Assignment
Return verbatim all lines from the first one in the records to the line with "## Nd(IV) with different ligands", both ends kept.

--- START ---

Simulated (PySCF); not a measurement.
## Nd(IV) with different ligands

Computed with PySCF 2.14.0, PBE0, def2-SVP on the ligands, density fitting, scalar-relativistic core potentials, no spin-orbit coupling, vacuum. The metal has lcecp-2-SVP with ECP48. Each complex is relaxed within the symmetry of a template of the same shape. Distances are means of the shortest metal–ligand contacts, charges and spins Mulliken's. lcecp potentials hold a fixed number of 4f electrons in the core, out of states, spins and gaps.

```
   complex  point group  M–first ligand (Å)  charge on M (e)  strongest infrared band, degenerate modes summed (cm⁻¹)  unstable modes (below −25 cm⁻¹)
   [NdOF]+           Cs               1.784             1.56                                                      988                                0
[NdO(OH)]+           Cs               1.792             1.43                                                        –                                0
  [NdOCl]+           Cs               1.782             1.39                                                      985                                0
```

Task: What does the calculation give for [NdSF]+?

--- END ---

Task result
Simulated (PySCF); not a measurement.
## Nd(IV) with different ligands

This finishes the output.